- Dataset entries
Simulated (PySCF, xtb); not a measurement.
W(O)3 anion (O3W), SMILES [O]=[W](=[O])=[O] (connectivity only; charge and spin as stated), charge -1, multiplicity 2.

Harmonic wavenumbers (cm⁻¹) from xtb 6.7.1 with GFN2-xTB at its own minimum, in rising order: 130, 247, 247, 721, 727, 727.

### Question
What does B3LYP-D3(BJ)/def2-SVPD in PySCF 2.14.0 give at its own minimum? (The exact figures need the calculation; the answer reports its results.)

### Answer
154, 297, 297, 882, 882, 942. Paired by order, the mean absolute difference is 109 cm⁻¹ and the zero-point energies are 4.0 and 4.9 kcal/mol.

- Assignment
From the records above, extract exactly and only the lines that begin at the line with "W(O)3 anion (O3W), SMILES" and stop after the line with "### Question".

- Response
W(O)3 anion (O3W), SMILES [O]=[W](=[O])=[O] (connectivity only; charge and spin as stated), charge -1, multiplicity 2.

Harmonic wavenumbers (cm⁻¹) from xtb 6.7.1 with GFN2-xTB at its own minimum, in rising order: 130, 247, 247, 721, 727, 727.

### Question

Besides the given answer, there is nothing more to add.